▶ _Assigned task_
Begin at the line containing "How was spin treated?" in the entries below and end at the line containing "Can the final energy be trusted as converged?"; transcribe that range exactly and nothing outside it.

[Start of Attachment]

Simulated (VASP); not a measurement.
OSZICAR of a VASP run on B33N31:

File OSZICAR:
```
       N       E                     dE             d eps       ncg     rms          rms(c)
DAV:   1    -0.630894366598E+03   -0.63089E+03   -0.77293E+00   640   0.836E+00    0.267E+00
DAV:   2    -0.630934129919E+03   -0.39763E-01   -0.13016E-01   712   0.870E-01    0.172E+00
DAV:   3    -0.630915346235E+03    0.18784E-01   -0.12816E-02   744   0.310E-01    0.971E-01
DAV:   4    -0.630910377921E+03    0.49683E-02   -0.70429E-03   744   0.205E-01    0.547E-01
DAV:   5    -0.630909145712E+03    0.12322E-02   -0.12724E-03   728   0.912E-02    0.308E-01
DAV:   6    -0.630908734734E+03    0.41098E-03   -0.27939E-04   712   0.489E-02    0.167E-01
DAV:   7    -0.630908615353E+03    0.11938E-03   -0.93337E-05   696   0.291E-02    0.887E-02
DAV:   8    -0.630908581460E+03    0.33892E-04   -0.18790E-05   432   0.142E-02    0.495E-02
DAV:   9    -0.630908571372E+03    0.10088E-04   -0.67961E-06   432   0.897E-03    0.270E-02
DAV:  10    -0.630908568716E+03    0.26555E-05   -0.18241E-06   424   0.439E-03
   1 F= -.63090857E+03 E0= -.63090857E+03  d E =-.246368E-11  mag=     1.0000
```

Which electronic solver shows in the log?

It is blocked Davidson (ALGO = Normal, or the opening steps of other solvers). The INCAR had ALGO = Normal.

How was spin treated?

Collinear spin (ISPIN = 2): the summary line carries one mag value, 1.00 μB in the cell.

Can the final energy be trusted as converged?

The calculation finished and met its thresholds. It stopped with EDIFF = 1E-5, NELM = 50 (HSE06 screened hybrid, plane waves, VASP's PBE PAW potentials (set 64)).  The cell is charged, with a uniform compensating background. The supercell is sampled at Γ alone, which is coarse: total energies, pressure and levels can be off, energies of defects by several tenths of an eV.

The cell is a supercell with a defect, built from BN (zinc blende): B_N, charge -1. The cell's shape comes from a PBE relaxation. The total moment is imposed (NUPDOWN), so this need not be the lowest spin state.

[End of Attachment]

▶ _Exercise output_
How was spin treated?

Collinear spin (ISPIN = 2): the summary line carries one mag value, 1.00 μB in the cell.

Can the final energy be trusted as converged?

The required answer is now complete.